** Assigned task **
Your output must match the records exactly, line for line.

++++++++

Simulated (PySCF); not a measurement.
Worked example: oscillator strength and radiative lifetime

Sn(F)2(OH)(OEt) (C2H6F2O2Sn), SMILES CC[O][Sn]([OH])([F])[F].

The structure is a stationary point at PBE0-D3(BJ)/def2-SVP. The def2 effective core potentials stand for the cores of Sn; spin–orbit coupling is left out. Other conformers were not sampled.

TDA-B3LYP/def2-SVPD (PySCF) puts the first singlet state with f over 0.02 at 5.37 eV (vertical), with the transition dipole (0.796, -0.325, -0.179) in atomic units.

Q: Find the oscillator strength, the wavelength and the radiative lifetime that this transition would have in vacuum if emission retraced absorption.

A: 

++++++++

** Response area **
Simulated (PySCF); not a measurement.
Worked example: oscillator strength and radiative lifetime

Sn(F)2(OH)(OEt) (C2H6F2O2Sn), SMILES CC[O][Sn]([OH])([F])[F].

The structure is a stationary point at PBE0-D3(BJ)/def2-SVP. The def2 effective core potentials stand for the cores of Sn; spin–orbit coupling is left out. Other conformers were not sampled.

TDA-B3LYP/def2-SVPD (PySCF) puts the first singlet state with f over 0.02 at 5.37 eV (vertical), with the transition dipole (0.796, -0.325, -0.179) in atomic units.

Q: Find the oscillator strength, the wavelength and the radiative lifetime that this transition would have in vacuum if emission retraced absorption.

A: 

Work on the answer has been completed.